Data under study:
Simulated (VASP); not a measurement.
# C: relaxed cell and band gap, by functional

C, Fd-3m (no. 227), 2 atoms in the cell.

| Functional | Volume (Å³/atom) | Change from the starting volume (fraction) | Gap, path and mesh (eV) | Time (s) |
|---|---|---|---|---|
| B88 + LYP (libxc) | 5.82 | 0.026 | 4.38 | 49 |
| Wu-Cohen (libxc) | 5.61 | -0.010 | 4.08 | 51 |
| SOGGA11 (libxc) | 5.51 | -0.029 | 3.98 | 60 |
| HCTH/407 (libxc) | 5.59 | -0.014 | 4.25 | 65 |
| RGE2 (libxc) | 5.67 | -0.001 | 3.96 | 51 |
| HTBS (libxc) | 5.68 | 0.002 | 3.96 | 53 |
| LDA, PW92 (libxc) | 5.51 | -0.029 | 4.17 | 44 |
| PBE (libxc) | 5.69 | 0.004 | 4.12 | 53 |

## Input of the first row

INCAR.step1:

Activity: Quote exactly the lines running from the start of the listing above through the line where "## Input of the first row" is found, and output no other lines.

Written response:
Simulated (VASP); not a measurement.
# C: relaxed cell and band gap, by functional

C, Fd-3m (no. 227), 2 atoms in the cell.

| Functional | Volume (Å³/atom) | Change from the starting volume (fraction) | Gap, path and mesh (eV) | Time (s) |
|---|---|---|---|---|
| B88 + LYP (libxc) | 5.82 | 0.026 | 4.38 | 49 |
| Wu-Cohen (libxc) | 5.61 | -0.010 | 4.08 | 51 |
| SOGGA11 (libxc) | 5.51 | -0.029 | 3.98 | 60 |
| HCTH/407 (libxc) | 5.59 | -0.014 | 4.25 | 65 |
| RGE2 (libxc) | 5.67 | -0.001 | 3.96 | 51 |
| HTBS (libxc) | 5.68 | 0.002 | 3.96 | 53 |
| LDA, PW92 (libxc) | 5.51 | -0.029 | 4.17 | 44 |
| PBE (libxc) | 5.69 | 0.004 | 4.12 | 53 |

## Input of the first row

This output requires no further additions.